------------------------------

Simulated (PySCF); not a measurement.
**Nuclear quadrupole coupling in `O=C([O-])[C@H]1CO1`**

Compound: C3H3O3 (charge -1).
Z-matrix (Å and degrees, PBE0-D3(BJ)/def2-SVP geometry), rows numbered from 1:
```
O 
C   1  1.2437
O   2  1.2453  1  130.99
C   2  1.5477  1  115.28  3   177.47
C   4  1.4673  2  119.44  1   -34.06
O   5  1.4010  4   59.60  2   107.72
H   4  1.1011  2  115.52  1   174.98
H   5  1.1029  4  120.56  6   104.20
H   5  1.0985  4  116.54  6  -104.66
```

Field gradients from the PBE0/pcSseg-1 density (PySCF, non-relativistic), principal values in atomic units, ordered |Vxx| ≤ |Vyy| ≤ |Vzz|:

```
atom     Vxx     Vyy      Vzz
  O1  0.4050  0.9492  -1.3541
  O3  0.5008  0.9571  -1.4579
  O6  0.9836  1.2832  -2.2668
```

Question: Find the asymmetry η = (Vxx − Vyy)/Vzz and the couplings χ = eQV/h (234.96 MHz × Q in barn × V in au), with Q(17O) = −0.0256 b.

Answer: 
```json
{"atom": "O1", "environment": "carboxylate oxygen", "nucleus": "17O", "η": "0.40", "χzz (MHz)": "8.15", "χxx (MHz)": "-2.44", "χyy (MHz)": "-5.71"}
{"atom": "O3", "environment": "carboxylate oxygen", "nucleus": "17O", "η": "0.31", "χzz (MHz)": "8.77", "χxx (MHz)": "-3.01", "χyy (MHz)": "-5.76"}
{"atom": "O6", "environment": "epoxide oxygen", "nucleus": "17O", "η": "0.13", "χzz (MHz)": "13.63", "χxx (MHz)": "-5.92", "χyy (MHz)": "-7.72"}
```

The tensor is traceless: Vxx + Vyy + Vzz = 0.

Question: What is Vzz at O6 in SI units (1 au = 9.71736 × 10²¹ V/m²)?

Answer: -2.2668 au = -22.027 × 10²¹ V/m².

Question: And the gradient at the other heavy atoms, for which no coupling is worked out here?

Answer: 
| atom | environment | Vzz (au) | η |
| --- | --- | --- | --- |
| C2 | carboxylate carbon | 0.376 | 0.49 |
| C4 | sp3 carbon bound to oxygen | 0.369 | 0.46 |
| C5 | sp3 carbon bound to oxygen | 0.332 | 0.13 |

------------------------------

Starting from the first line of the records above, retype each line exactly up to and including the one that contains "0.369 | 0.46 |", and nothing more.

Simulated (PySCF); not a measurement.
**Nuclear quadrupole coupling in `O=C([O-])[C@H]1CO1`**

Compound: C3H3O3 (charge -1).
Z-matrix (Å and degrees, PBE0-D3(BJ)/def2-SVP geometry), rows numbered from 1:
```
O 
C   1  1.2437
O   2  1.2453  1  130.99
C   2  1.5477  1  115.28  3   177.47
C   4  1.4673  2  119.44  1   -34.06
O   5  1.4010  4   59.60  2   107.72
H   4  1.1011  2  115.52  1   174.98
H   5  1.1029  4  120.56  6   104.20
H   5  1.0985  4  116.54  6  -104.66
```

Field gradients from the PBE0/pcSseg-1 density (PySCF, non-relativistic), principal values in atomic units, ordered |Vxx| ≤ |Vyy| ≤ |Vzz|:

```
atom     Vxx     Vyy      Vzz
  O1  0.4050  0.9492  -1.3541
  O3  0.5008  0.9571  -1.4579
  O6  0.9836  1.2832  -2.2668
```

Question: Find the asymmetry η = (Vxx − Vyy)/Vzz and the couplings χ = eQV/h (234.96 MHz × Q in barn × V in au), with Q(17O) = −0.0256 b.

Answer: 
```json
{"atom": "O1", "environment": "carboxylate oxygen", "nucleus": "17O", "η": "0.40", "χzz (MHz)": "8.15", "χxx (MHz)": "-2.44", "χyy (MHz)": "-5.71"}
{"atom": "O3", "environment": "carboxylate oxygen", "nucleus": "17O", "η": "0.31", "χzz (MHz)": "8.77", "χxx (MHz)": "-3.01", "χyy (MHz)": "-5.76"}
{"atom": "O6", "environment": "epoxide oxygen", "nucleus": "17O", "η": "0.13", "χzz (MHz)": "13.63", "χxx (MHz)": "-5.92", "χyy (MHz)": "-7.72"}
```

The tensor is traceless: Vxx + Vyy + Vzz = 0.

Question: What is Vzz at O6 in SI units (1 au = 9.71736 × 10²¹ V/m²)?

Answer: -2.2668 au = -22.027 × 10²¹ V/m².

Question: And the gradient at the other heavy atoms, for which no coupling is worked out here?

Answer: 
| atom | environment | Vzz (au) | η |
| --- | --- | --- | --- |
| C2 | carboxylate carbon | 0.376 | 0.49 |
| C4 | sp3 carbon bound to oxygen | 0.369 | 0.46 |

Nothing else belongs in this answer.